> **Work request**
Repeat the data in full. No line may differ from the original.

☆ ☆ ☆

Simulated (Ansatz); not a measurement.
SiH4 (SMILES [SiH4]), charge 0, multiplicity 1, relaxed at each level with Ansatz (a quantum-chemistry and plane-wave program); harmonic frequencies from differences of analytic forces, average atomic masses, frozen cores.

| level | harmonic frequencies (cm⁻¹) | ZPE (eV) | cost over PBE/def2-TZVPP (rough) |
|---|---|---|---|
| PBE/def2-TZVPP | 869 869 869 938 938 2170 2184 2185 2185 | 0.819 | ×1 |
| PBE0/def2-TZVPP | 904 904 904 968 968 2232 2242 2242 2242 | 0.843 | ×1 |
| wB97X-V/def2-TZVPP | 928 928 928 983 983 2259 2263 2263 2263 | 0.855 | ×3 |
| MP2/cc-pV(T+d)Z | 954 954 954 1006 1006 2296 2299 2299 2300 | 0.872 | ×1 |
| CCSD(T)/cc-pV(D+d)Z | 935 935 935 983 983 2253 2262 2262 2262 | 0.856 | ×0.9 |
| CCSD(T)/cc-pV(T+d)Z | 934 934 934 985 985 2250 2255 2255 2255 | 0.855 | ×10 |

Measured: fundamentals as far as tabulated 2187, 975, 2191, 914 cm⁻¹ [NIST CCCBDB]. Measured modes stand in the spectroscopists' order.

☆ ☆ ☆

> **Task response**
Simulated (Ansatz); not a measurement.
SiH4 (SMILES [SiH4]), charge 0, multiplicity 1, relaxed at each level with Ansatz (a quantum-chemistry and plane-wave program); harmonic frequencies from differences of analytic forces, average atomic masses, frozen cores.

| level | harmonic frequencies (cm⁻¹) | ZPE (eV) | cost over PBE/def2-TZVPP (rough) |
|---|---|---|---|
| PBE/def2-TZVPP | 869 869 869 938 938 2170 2184 2185 2185 | 0.819 | ×1 |
| PBE0/def2-TZVPP | 904 904 904 968 968 2232 2242 2242 2242 | 0.843 | ×1 |
| wB97X-V/def2-TZVPP | 928 928 928 983 983 2259 2263 2263 2263 | 0.855 | ×3 |
| MP2/cc-pV(T+d)Z | 954 954 954 1006 1006 2296 2299 2299 2300 | 0.872 | ×1 |
| CCSD(T)/cc-pV(D+d)Z | 935 935 935 983 983 2253 2262 2262 2262 | 0.856 | ×0.9 |
| CCSD(T)/cc-pV(T+d)Z | 934 934 934 985 985 2250 2255 2255 2255 | 0.855 | ×10 |

Measured: fundamentals as far as tabulated 2187, 975, 2191, 914 cm⁻¹ [NIST CCCBDB]. Measured modes stand in the spectroscopists' order.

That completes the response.